Supplied data >>
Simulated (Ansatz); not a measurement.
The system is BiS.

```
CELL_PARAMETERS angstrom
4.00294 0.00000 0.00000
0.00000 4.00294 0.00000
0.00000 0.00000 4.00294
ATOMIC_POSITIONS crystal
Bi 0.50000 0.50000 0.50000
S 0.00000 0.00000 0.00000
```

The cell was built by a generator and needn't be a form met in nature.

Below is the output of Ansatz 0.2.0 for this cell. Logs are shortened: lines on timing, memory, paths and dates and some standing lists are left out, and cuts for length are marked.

Assigned task >> Look above for the line with "The system is BiS." and the line with "The cell was", and reproduce exactly those two lines plus every line between, nothing more.

Solution >>
The system is BiS.

```
CELL_PARAMETERS angstrom
4.00294 0.00000 0.00000
0.00000 4.00294 0.00000
0.00000 0.00000 4.00294
ATOMIC_POSITIONS crystal
Bi 0.50000 0.50000 0.50000
S 0.00000 0.00000 0.00000
```

The cell was built by a generator and needn't be a form met in nature.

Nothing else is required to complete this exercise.